• _Activity_:
Each entry, in full: copy it out exactly.

═══ Extracted records

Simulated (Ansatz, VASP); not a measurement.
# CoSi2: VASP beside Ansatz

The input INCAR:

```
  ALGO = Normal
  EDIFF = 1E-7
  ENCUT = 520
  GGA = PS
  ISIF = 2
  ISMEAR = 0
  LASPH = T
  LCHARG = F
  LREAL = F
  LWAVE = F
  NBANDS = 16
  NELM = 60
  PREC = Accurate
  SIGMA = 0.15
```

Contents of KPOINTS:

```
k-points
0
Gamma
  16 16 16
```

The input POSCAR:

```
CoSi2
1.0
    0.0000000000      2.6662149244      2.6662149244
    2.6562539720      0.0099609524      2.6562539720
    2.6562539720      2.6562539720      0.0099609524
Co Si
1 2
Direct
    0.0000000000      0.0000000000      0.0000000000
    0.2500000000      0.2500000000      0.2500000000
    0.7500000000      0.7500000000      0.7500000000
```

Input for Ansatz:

══════

• _Your solution_:
Simulated (Ansatz, VASP); not a measurement.
# CoSi2: VASP beside Ansatz

The input INCAR:

```
  ALGO = Normal
  EDIFF = 1E-7
  ENCUT = 520
  GGA = PS
  ISIF = 2
  ISMEAR = 0
  LASPH = T
  LCHARG = F
  LREAL = F
  LWAVE = F
  NBANDS = 16
  NELM = 60
  PREC = Accurate
  SIGMA = 0.15
```

Contents of KPOINTS:

```
k-points
0
Gamma
  16 16 16
```

The input POSCAR:

```
CoSi2
1.0
    0.0000000000      2.6662149244      2.6662149244
    2.6562539720      0.0099609524      2.6562539720
    2.6562539720      2.6562539720      0.0099609524
Co Si
1 2
Direct
    0.0000000000      0.0000000000      0.0000000000
    0.2500000000      0.2500000000      0.2500000000
    0.7500000000      0.7500000000      0.7500000000
```

Input for Ansatz:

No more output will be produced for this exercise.